▸ EXCERPTED RECORDS:
···

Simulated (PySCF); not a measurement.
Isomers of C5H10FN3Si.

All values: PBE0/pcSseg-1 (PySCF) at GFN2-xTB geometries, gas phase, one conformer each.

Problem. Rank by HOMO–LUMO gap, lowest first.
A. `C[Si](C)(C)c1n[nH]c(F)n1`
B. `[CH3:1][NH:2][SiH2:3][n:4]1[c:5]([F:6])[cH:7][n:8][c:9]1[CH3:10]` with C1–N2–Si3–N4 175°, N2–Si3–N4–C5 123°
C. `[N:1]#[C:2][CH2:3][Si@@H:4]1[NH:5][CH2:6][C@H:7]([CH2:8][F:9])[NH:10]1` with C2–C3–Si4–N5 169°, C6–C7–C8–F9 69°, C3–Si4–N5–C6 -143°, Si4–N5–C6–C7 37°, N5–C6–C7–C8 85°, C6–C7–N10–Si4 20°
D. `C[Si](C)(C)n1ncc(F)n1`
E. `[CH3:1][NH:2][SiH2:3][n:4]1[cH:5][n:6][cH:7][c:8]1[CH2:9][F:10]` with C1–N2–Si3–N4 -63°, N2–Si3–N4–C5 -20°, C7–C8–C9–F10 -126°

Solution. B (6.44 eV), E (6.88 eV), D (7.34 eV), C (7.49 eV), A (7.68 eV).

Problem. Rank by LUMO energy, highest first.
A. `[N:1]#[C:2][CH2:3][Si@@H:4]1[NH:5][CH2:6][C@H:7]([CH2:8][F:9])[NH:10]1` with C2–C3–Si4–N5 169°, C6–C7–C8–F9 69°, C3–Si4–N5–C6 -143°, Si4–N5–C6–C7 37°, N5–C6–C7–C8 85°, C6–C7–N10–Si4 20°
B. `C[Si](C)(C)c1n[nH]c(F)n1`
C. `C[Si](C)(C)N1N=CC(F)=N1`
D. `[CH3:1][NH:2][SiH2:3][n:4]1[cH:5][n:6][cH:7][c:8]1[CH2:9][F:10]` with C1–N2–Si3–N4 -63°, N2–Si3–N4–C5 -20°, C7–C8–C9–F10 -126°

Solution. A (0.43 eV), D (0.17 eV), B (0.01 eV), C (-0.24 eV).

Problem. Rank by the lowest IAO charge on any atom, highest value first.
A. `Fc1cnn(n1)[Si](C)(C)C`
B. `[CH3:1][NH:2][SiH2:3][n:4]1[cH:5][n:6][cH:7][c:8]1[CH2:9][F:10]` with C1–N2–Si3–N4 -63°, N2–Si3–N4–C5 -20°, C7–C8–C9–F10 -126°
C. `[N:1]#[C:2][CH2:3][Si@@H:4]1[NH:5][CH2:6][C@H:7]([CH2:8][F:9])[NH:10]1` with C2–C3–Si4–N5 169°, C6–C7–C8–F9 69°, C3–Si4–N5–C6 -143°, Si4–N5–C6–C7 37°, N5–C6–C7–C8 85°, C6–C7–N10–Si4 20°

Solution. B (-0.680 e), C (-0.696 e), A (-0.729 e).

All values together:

···

▸ ACTIVITY: Please copy, without any change, the lines of the material from the first through the one containing "Solution. B (-0.680". Write nothing else.

▸ EXPECTED ANSWER:
Simulated (PySCF); not a measurement.
Isomers of C5H10FN3Si.

All values: PBE0/pcSseg-1 (PySCF) at GFN2-xTB geometries, gas phase, one conformer each.

Problem. Rank by HOMO–LUMO gap, lowest first.
A. `C[Si](C)(C)c1n[nH]c(F)n1`
B. `[CH3:1][NH:2][SiH2:3][n:4]1[c:5]([F:6])[cH:7][n:8][c:9]1[CH3:10]` with C1–N2–Si3–N4 175°, N2–Si3–N4–C5 123°
C. `[N:1]#[C:2][CH2:3][Si@@H:4]1[NH:5][CH2:6][C@H:7]([CH2:8][F:9])[NH:10]1` with C2–C3–Si4–N5 169°, C6–C7–C8–F9 69°, C3–Si4–N5–C6 -143°, Si4–N5–C6–C7 37°, N5–C6–C7–C8 85°, C6–C7–N10–Si4 20°
D. `C[Si](C)(C)n1ncc(F)n1`
E. `[CH3:1][NH:2][SiH2:3][n:4]1[cH:5][n:6][cH:7][c:8]1[CH2:9][F:10]` with C1–N2–Si3–N4 -63°, N2–Si3–N4–C5 -20°, C7–C8–C9–F10 -126°

Solution. B (6.44 eV), E (6.88 eV), D (7.34 eV), C (7.49 eV), A (7.68 eV).

Problem. Rank by LUMO energy, highest first.
A. `[N:1]#[C:2][CH2:3][Si@@H:4]1[NH:5][CH2:6][C@H:7]([CH2:8][F:9])[NH:10]1` with C2–C3–Si4–N5 169°, C6–C7–C8–F9 69°, C3–Si4–N5–C6 -143°, Si4–N5–C6–C7 37°, N5–C6–C7–C8 85°, C6–C7–N10–Si4 20°
B. `C[Si](C)(C)c1n[nH]c(F)n1`
C. `C[Si](C)(C)N1N=CC(F)=N1`
D. `[CH3:1][NH:2][SiH2:3][n:4]1[cH:5][n:6][cH:7][c:8]1[CH2:9][F:10]` with C1–N2–Si3–N4 -63°, N2–Si3–N4–C5 -20°, C7–C8–C9–F10 -126°

Solution. A (0.43 eV), D (0.17 eV), B (0.01 eV), C (-0.24 eV).

Problem. Rank by the lowest IAO charge on any atom, highest value first.
A. `Fc1cnn(n1)[Si](C)(C)C`
B. `[CH3:1][NH:2][SiH2:3][n:4]1[cH:5][n:6][cH:7][c:8]1[CH2:9][F:10]` with C1–N2–Si3–N4 -63°, N2–Si3–N4–C5 -20°, C7–C8–C9–F10 -126°
C. `[N:1]#[C:2][CH2:3][Si@@H:4]1[NH:5][CH2:6][C@H:7]([CH2:8][F:9])[NH:10]1` with C2–C3–Si4–N5 169°, C6–C7–C8–F9 69°, C3–Si4–N5–C6 -143°, Si4–N5–C6–C7 37°, N5–C6–C7–C8 85°, C6–C7–N10–Si4 20°

Solution. B (-0.680 e), C (-0.696 e), A (-0.729 e).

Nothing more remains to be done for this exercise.